• Exercise
Return the data below exactly, but only from the line containing "iterations | 9 |" through the line containing "Si1 | 0.000 | 0.000 | 0.017 |", with both of those lines included.

• Supplied data
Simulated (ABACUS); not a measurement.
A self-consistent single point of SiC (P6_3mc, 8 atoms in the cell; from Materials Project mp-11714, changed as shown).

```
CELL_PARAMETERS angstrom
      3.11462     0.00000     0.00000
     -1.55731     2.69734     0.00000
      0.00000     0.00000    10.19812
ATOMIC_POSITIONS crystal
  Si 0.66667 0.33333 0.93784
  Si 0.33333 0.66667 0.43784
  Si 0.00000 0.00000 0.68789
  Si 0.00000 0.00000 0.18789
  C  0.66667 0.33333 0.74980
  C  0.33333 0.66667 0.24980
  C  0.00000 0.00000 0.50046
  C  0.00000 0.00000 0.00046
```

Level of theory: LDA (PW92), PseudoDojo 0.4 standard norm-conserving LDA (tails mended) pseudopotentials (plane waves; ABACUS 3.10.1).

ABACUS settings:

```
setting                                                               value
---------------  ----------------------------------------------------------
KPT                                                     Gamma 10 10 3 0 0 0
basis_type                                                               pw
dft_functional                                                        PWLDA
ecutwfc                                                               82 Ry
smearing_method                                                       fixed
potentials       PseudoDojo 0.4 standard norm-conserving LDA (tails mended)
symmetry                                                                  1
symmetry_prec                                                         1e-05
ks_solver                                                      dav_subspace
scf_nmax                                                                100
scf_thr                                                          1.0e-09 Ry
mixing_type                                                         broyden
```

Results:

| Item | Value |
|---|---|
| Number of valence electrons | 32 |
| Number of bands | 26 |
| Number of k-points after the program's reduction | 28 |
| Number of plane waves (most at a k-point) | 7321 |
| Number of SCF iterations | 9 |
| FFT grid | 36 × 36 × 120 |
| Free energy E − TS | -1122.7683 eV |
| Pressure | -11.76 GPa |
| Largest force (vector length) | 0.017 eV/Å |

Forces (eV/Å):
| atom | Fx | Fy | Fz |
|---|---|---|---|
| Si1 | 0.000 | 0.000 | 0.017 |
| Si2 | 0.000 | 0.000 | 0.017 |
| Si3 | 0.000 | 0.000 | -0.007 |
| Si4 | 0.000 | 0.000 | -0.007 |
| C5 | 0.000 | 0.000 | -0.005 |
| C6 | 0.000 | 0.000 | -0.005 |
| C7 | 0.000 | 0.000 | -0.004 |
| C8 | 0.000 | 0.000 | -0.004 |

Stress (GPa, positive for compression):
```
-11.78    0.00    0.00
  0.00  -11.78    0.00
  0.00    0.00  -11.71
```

• Task result
| Number of SCF iterations | 9 |
| FFT grid | 36 × 36 × 120 |
| Free energy E − TS | -1122.7683 eV |
| Pressure | -11.76 GPa |
| Largest force (vector length) | 0.017 eV/Å |

Forces (eV/Å):
| atom | Fx | Fy | Fz |
|---|---|---|---|
| Si1 | 0.000 | 0.000 | 0.017 |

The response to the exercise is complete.